* Action item:
Could you set down exactly the lines of the data below, starting at the one that holds "# TiW2: the cost of one run" and ending at the one that holds "### Step 1. The structure to begin with", both included, and only those?

* Source data:
============================================================

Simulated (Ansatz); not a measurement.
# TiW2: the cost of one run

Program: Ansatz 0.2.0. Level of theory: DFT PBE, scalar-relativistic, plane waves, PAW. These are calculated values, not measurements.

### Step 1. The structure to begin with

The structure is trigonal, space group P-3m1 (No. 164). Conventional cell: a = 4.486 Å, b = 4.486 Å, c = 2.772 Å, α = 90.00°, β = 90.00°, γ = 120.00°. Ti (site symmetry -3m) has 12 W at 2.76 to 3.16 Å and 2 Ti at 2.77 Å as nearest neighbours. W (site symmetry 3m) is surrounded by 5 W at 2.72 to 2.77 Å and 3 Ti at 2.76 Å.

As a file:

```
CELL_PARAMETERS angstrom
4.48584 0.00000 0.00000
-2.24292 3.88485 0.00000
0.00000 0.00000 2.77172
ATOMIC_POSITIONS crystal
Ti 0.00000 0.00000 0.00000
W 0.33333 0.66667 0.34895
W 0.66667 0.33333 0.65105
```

============================================================

* Answer section:
# TiW2: the cost of one run

Program: Ansatz 0.2.0. Level of theory: DFT PBE, scalar-relativistic, plane waves, PAW. These are calculated values, not measurements.

### Step 1. The structure to begin with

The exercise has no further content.